■ Dataset content ■
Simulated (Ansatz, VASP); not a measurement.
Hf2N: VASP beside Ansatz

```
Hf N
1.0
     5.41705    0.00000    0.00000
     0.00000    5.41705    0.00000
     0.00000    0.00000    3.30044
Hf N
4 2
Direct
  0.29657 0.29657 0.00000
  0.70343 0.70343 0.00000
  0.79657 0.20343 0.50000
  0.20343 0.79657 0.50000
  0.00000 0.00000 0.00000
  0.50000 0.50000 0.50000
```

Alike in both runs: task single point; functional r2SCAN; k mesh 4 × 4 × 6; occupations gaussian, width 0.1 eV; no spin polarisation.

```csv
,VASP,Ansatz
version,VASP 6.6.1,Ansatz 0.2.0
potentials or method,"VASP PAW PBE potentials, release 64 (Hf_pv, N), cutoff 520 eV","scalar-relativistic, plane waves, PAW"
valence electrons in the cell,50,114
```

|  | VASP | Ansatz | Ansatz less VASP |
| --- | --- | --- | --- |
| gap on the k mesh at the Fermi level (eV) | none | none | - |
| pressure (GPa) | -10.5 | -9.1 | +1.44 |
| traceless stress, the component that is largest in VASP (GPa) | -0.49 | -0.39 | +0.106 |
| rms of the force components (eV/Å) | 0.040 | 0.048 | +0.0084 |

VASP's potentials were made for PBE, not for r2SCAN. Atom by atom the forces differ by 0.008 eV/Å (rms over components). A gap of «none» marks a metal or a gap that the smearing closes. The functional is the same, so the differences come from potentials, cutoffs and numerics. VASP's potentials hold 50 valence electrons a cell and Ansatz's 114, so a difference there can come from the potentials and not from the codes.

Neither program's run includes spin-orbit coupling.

■ Exercise ■
What is needed is an exact copy of the lines from the start of the listing through the line where "-9.1 | +1.44 |" sits, please, both end lines included and nothing more.

■ Written solution ■
Simulated (Ansatz, VASP); not a measurement.
Hf2N: VASP beside Ansatz

```
Hf N
1.0
     5.41705    0.00000    0.00000
     0.00000    5.41705    0.00000
     0.00000    0.00000    3.30044
Hf N
4 2
Direct
  0.29657 0.29657 0.00000
  0.70343 0.70343 0.00000
  0.79657 0.20343 0.50000
  0.20343 0.79657 0.50000
  0.00000 0.00000 0.00000
  0.50000 0.50000 0.50000
```

Alike in both runs: task single point; functional r2SCAN; k mesh 4 × 4 × 6; occupations gaussian, width 0.1 eV; no spin polarisation.

```csv
,VASP,Ansatz
version,VASP 6.6.1,Ansatz 0.2.0
potentials or method,"VASP PAW PBE potentials, release 64 (Hf_pv, N), cutoff 520 eV","scalar-relativistic, plane waves, PAW"
valence electrons in the cell,50,114
```

|  | VASP | Ansatz | Ansatz less VASP |
| --- | --- | --- | --- |
| gap on the k mesh at the Fermi level (eV) | none | none | - |
| pressure (GPa) | -10.5 | -9.1 | +1.44 |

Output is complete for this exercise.